● Dataset records

==========

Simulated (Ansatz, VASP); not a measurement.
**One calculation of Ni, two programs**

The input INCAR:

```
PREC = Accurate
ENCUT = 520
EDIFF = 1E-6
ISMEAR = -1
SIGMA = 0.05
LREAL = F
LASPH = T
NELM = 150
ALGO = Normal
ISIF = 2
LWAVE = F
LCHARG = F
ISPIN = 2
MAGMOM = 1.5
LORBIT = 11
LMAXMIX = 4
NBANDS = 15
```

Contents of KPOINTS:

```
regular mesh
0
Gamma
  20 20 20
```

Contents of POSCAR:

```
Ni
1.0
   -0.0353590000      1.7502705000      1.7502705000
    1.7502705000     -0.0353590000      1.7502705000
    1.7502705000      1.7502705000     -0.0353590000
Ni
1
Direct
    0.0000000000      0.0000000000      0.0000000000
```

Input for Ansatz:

==========

Transcribe the entries exactly.

Simulated (Ansatz, VASP); not a measurement.
**One calculation of Ni, two programs**

The input INCAR:

```
PREC = Accurate
ENCUT = 520
EDIFF = 1E-6
ISMEAR = -1
SIGMA = 0.05
LREAL = F
LASPH = T
NELM = 150
ALGO = Normal
ISIF = 2
LWAVE = F
LCHARG = F
ISPIN = 2
MAGMOM = 1.5
LORBIT = 11
LMAXMIX = 4
NBANDS = 15
```

Contents of KPOINTS:

```
regular mesh
0
Gamma
  20 20 20
```

Contents of POSCAR:

```
Ni
1.0
   -0.0353590000      1.7502705000      1.7502705000
    1.7502705000     -0.0353590000      1.7502705000
    1.7502705000      1.7502705000     -0.0353590000
Ni
1
Direct
    0.0000000000      0.0000000000      0.0000000000
```

Input for Ansatz:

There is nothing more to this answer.